■ REQUIRED ACTION
Can you transcribe every record below exactly as it appears?

■ SUPPLIED ENTRIES
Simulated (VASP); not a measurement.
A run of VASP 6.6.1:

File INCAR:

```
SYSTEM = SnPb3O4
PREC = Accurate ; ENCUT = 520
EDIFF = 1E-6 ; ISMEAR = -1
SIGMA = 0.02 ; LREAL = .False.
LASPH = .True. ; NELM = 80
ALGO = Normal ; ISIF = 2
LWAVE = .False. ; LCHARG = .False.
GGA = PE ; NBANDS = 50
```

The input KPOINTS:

■ EXERCISE OUTPUT
Simulated (VASP); not a measurement.
A run of VASP 6.6.1:

File INCAR:

```
SYSTEM = SnPb3O4
PREC = Accurate ; ENCUT = 520
EDIFF = 1E-6 ; ISMEAR = -1
SIGMA = 0.02 ; LREAL = .False.
LASPH = .True. ; NELM = 80
ALGO = Normal ; ISIF = 2
LWAVE = .False. ; LCHARG = .False.
GGA = PE ; NBANDS = 50
```

The input KPOINTS:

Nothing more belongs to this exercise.